# ACTIVITY
Copy out every line of the data that follows, exactly.

*** RECORD EXCERPTS Section Begins ***

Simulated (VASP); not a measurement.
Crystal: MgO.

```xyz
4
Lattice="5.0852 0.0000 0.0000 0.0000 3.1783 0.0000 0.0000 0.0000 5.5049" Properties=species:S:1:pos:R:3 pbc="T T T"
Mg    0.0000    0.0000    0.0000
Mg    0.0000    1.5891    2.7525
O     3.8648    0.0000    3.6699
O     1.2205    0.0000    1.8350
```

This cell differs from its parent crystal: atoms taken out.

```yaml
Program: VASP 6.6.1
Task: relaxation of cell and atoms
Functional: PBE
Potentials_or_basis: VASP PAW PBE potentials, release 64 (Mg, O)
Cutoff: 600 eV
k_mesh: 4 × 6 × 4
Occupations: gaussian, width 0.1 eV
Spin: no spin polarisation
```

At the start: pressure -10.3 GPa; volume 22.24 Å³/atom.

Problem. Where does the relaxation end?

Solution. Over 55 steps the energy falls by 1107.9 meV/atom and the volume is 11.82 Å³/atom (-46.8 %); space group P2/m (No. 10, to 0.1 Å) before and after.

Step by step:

*** RECORD EXCERPTS Section Ends ***

# ANSWER SECTION
Simulated (VASP); not a measurement.
Crystal: MgO.

```xyz
4
Lattice="5.0852 0.0000 0.0000 0.0000 3.1783 0.0000 0.0000 0.0000 5.5049" Properties=species:S:1:pos:R:3 pbc="T T T"
Mg    0.0000    0.0000    0.0000
Mg    0.0000    1.5891    2.7525
O     3.8648    0.0000    3.6699
O     1.2205    0.0000    1.8350
```

This cell differs from its parent crystal: atoms taken out.

```yaml
Program: VASP 6.6.1
Task: relaxation of cell and atoms
Functional: PBE
Potentials_or_basis: VASP PAW PBE potentials, release 64 (Mg, O)
Cutoff: 600 eV
k_mesh: 4 × 6 × 4
Occupations: gaussian, width 0.1 eV
Spin: no spin polarisation
```

At the start: pressure -10.3 GPa; volume 22.24 Å³/atom.

Problem. Where does the relaxation end?

Solution. Over 55 steps the energy falls by 1107.9 meV/atom and the volume is 11.82 Å³/atom (-46.8 %); space group P2/m (No. 10, to 0.1 Å) before and after.

Step by step:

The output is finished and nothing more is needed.